# EXERCISE
The response should consist of the records that follow, repeated exactly.

++++ DATASET EXTRACT ++++

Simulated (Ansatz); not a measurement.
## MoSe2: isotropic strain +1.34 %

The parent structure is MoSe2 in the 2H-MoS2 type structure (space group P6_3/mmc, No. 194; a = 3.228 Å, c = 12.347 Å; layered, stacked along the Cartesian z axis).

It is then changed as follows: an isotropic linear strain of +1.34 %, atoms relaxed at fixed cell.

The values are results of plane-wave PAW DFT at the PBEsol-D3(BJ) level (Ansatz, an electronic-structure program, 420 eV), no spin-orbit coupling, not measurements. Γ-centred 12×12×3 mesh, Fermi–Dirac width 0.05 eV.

++++

# PROBLEM SOLUTION
Simulated (Ansatz); not a measurement.
## MoSe2: isotropic strain +1.34 %

The parent structure is MoSe2 in the 2H-MoS2 type structure (space group P6_3/mmc, No. 194; a = 3.228 Å, c = 12.347 Å; layered, stacked along the Cartesian z axis).

It is then changed as follows: an isotropic linear strain of +1.34 %, atoms relaxed at fixed cell.

The values are results of plane-wave PAW DFT at the PBEsol-D3(BJ) level (Ansatz, an electronic-structure program, 420 eV), no spin-orbit coupling, not measurements. Γ-centred 12×12×3 mesh, Fermi–Dirac width 0.05 eV.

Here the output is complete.